Data >>
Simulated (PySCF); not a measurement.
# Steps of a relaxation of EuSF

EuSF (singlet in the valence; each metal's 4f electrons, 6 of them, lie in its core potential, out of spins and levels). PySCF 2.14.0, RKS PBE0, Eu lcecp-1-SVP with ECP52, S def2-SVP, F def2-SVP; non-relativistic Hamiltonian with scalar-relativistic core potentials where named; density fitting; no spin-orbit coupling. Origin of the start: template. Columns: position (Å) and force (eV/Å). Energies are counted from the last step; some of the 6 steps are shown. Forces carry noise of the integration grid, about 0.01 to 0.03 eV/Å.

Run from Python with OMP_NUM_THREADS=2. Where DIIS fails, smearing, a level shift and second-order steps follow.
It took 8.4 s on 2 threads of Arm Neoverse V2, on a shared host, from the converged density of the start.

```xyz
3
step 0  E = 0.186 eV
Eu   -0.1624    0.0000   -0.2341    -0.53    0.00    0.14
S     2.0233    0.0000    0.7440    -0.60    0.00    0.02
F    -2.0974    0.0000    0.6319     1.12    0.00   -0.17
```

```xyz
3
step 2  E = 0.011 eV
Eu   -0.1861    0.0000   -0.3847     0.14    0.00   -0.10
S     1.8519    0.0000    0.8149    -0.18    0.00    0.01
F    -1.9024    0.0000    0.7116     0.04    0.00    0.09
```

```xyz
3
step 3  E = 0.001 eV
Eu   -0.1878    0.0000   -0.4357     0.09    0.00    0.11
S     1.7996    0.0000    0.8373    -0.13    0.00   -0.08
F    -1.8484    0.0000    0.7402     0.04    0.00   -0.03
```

Task item >>
Transcribe each line of the data exactly, skipping none.

Exercise answer >>
Simulated (PySCF); not a measurement.
# Steps of a relaxation of EuSF

EuSF (singlet in the valence; each metal's 4f electrons, 6 of them, lie in its core potential, out of spins and levels). PySCF 2.14.0, RKS PBE0, Eu lcecp-1-SVP with ECP52, S def2-SVP, F def2-SVP; non-relativistic Hamiltonian with scalar-relativistic core potentials where named; density fitting; no spin-orbit coupling. Origin of the start: template. Columns: position (Å) and force (eV/Å). Energies are counted from the last step; some of the 6 steps are shown. Forces carry noise of the integration grid, about 0.01 to 0.03 eV/Å.

Run from Python with OMP_NUM_THREADS=2. Where DIIS fails, smearing, a level shift and second-order steps follow.
It took 8.4 s on 2 threads of Arm Neoverse V2, on a shared host, from the converged density of the start.

```xyz
3
step 0  E = 0.186 eV
Eu   -0.1624    0.0000   -0.2341    -0.53    0.00    0.14
S     2.0233    0.0000    0.7440    -0.60    0.00    0.02
F    -2.0974    0.0000    0.6319     1.12    0.00   -0.17
```

```xyz
3
step 2  E = 0.011 eV
Eu   -0.1861    0.0000   -0.3847     0.14    0.00   -0.10
S     1.8519    0.0000    0.8149    -0.18    0.00    0.01
F    -1.9024    0.0000    0.7116     0.04    0.00    0.09
```

```xyz
3
step 3  E = 0.001 eV
Eu   -0.1878    0.0000   -0.4357     0.09    0.00    0.11
S     1.7996    0.0000    0.8373    -0.13    0.00   -0.08
F    -1.8484    0.0000    0.7402     0.04    0.00   -0.03
```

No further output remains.